Requirement: Lines from the beginning of the data below through the one containing "- Potentials or basis: Ansatz PAW" are to be printed exactly as they appear.

--- START ---
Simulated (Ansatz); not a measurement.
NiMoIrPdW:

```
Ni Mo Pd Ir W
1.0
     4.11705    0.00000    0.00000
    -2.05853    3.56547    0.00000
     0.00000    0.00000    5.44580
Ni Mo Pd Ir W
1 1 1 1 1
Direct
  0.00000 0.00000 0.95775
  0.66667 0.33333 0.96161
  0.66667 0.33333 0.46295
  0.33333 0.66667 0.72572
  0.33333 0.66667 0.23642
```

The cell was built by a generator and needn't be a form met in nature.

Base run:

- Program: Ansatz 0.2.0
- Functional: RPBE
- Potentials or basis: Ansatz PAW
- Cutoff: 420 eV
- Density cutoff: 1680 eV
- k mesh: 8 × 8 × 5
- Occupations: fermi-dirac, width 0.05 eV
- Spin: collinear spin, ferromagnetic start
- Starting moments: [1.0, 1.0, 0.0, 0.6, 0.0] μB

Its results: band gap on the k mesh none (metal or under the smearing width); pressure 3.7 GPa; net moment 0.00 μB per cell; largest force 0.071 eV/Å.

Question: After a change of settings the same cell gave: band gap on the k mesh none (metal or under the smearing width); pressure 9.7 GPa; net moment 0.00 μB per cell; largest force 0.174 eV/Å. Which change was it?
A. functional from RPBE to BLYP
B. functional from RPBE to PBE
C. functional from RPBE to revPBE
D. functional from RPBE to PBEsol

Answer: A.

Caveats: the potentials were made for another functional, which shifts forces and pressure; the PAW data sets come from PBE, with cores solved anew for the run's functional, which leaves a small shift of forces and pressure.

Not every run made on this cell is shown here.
--- END ---

Written response:
Simulated (Ansatz); not a measurement.
NiMoIrPdW:

```
Ni Mo Pd Ir W
1.0
     4.11705    0.00000    0.00000
    -2.05853    3.56547    0.00000
     0.00000    0.00000    5.44580
Ni Mo Pd Ir W
1 1 1 1 1
Direct
  0.00000 0.00000 0.95775
  0.66667 0.33333 0.96161
  0.66667 0.33333 0.46295
  0.33333 0.66667 0.72572
  0.33333 0.66667 0.23642
```

The cell was built by a generator and needn't be a form met in nature.

Base run:

- Program: Ansatz 0.2.0
- Functional: RPBE
- Potentials or basis: Ansatz PAW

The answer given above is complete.